[TASK ITEM] All of the records must be repeated exactly as they read.

[INFORMATION SHOWN]
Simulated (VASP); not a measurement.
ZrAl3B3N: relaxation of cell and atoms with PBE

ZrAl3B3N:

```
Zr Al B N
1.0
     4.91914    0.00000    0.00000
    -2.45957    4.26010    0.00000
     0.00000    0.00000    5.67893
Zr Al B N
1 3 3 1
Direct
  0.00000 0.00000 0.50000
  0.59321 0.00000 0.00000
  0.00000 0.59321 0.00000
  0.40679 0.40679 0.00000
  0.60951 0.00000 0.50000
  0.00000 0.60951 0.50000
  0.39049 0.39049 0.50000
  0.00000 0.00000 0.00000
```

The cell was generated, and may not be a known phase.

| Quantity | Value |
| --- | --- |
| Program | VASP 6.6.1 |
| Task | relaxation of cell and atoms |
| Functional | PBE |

[WRITTEN SOLUTION]
Simulated (VASP); not a measurement.
ZrAl3B3N: relaxation of cell and atoms with PBE

ZrAl3B3N:

```
Zr Al B N
1.0
     4.91914    0.00000    0.00000
    -2.45957    4.26010    0.00000
     0.00000    0.00000    5.67893
Zr Al B N
1 3 3 1
Direct
  0.00000 0.00000 0.50000
  0.59321 0.00000 0.00000
  0.00000 0.59321 0.00000
  0.40679 0.40679 0.00000
  0.60951 0.00000 0.50000
  0.00000 0.60951 0.50000
  0.39049 0.39049 0.50000
  0.00000 0.00000 0.00000
```

The cell was generated, and may not be a known phase.

| Quantity | Value |
| --- | --- |
| Program | VASP 6.6.1 |
| Task | relaxation of cell and atoms |
| Functional | PBE |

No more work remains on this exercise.